Look through the material below and copy exactly the lines from the line with "Ansatz 0.2.0; plane-wave" to the line with "This step: plane-wave", those two lines included.

* * * * * * * * *

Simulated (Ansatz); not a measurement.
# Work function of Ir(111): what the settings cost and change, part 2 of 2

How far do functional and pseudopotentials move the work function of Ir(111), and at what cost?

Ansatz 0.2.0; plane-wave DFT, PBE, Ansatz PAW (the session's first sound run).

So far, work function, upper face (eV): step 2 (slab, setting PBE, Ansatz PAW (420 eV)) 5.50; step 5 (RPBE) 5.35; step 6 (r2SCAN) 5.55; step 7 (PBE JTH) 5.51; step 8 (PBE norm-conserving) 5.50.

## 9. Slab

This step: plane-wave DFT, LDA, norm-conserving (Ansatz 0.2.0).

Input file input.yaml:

* * * * * * * * *

## Response box
Ansatz 0.2.0; plane-wave DFT, PBE, Ansatz PAW (the session's first sound run).

So far, work function, upper face (eV): step 2 (slab, setting PBE, Ansatz PAW (420 eV)) 5.50; step 5 (RPBE) 5.35; step 6 (r2SCAN) 5.55; step 7 (PBE JTH) 5.51; step 8 (PBE norm-conserving) 5.50.

## 9. Slab

This step: plane-wave DFT, LDA, norm-conserving (Ansatz 0.2.0).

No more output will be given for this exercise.